> [Required action] Give the entries again exactly, every one of them.

((

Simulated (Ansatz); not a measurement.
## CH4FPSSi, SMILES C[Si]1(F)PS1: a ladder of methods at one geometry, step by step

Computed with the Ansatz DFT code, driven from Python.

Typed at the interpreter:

))

> [Exercise output]
Simulated (Ansatz); not a measurement.
## CH4FPSSi, SMILES C[Si]1(F)PS1: a ladder of methods at one geometry, step by step

Computed with the Ansatz DFT code, driven from Python.

Typed at the interpreter:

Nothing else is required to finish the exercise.